Record set —
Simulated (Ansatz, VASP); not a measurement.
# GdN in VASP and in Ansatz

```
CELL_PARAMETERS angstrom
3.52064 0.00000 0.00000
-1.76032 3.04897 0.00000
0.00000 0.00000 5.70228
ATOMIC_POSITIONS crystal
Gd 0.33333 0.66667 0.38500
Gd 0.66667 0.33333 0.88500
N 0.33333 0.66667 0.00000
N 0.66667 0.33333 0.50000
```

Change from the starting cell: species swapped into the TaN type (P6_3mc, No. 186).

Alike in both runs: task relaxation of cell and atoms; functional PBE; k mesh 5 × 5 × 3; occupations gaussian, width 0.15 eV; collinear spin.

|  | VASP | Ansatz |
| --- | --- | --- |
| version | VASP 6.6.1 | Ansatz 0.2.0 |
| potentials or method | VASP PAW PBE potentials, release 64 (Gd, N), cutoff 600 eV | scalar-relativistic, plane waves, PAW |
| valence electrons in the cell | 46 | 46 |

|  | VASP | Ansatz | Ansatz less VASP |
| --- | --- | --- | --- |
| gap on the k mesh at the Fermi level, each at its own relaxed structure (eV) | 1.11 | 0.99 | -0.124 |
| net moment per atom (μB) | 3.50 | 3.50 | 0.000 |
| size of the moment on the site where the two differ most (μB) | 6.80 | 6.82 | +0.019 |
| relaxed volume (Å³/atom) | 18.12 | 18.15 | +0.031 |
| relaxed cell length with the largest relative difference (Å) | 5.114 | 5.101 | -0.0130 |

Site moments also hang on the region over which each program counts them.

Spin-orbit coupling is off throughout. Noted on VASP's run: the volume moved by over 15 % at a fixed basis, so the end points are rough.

Work instruction — The lines above, from the start of the records through the one containing "Change from the", are to be printed exactly, and nothing else is to be included.

Task answer —
Simulated (Ansatz, VASP); not a measurement.
# GdN in VASP and in Ansatz

```
CELL_PARAMETERS angstrom
3.52064 0.00000 0.00000
-1.76032 3.04897 0.00000
0.00000 0.00000 5.70228
ATOMIC_POSITIONS crystal
Gd 0.33333 0.66667 0.38500
Gd 0.66667 0.33333 0.88500
N 0.33333 0.66667 0.00000
N 0.66667 0.33333 0.50000
```

Change from the starting cell: species swapped into the TaN type (P6_3mc, No. 186).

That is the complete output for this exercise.